*REQUIRED ACTION:*
Up to and including the line containing "Input: 1 mol", please reproduce the lines of the listing below, starting from the top.

*EXTRACTED DATA:*
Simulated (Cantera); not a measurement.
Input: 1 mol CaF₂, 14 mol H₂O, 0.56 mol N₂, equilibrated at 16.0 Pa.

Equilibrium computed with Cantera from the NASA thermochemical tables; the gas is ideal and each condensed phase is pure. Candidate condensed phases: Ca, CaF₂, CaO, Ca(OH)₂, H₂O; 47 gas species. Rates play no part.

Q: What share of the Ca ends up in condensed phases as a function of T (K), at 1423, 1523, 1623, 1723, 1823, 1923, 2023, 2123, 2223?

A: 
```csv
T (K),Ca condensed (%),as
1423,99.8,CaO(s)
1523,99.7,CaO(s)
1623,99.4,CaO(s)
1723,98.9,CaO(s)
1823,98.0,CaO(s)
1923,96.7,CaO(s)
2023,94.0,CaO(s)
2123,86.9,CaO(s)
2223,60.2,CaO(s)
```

*YOUR RESPONSE:*
Simulated (Cantera); not a measurement.
Input: 1 mol CaF₂, 14 mol H₂O, 0.56 mol N₂, equilibrated at 16.0 Pa.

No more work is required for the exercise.